**ACTION ITEM**
Only the lines of the data below from the one with "Task: What did" through the one with "Result: gap on" are wanted. Repeat them exactly.

---- STORED DATA

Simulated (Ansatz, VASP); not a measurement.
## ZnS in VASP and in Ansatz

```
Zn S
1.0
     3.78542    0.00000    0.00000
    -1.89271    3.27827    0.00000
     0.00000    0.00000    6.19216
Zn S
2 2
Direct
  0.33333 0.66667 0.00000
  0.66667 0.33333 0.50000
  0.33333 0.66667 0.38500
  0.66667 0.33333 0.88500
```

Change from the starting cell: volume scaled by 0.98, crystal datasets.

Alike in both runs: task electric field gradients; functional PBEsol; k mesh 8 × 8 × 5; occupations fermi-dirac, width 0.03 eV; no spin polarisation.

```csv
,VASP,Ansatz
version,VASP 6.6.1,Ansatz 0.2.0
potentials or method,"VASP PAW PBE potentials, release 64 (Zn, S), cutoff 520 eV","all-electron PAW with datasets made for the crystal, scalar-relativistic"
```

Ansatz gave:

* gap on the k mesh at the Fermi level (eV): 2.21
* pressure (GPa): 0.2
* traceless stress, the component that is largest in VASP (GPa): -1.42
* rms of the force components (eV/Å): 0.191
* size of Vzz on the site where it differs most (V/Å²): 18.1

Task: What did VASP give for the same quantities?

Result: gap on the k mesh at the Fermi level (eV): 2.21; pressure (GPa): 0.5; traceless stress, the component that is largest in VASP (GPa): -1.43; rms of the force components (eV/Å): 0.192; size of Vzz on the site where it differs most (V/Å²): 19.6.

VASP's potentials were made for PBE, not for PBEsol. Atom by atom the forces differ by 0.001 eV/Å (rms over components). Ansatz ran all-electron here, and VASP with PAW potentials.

--------

**RESULT**
Task: What did VASP give for the same quantities?

Result: gap on the k mesh at the Fermi level (eV): 2.21; pressure (GPa): 0.5; traceless stress, the component that is largest in VASP (GPa): -1.43; rms of the force components (eV/Å): 0.192; size of Vzz on the site where it differs most (V/Å²): 19.6.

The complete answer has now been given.